● Data for review
****
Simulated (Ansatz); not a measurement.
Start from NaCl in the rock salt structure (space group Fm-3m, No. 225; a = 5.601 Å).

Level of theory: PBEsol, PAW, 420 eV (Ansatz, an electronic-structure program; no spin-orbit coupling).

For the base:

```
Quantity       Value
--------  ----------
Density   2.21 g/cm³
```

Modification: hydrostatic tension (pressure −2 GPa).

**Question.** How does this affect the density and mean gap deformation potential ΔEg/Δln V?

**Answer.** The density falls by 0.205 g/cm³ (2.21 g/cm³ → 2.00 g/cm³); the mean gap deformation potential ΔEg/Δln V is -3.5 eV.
****

● Requirement
Would you copy the entire listing exactly, missing nothing?

● Result
Simulated (Ansatz); not a measurement.
Start from NaCl in the rock salt structure (space group Fm-3m, No. 225; a = 5.601 Å).

Level of theory: PBEsol, PAW, 420 eV (Ansatz, an electronic-structure program; no spin-orbit coupling).

For the base:

```
Quantity       Value
--------  ----------
Density   2.21 g/cm³
```

Modification: hydrostatic tension (pressure −2 GPa).

**Question.** How does this affect the density and mean gap deformation potential ΔEg/Δln V?

**Answer.** The density falls by 0.205 g/cm³ (2.21 g/cm³ → 2.00 g/cm³); the mean gap deformation potential ΔEg/Δln V is -3.5 eV.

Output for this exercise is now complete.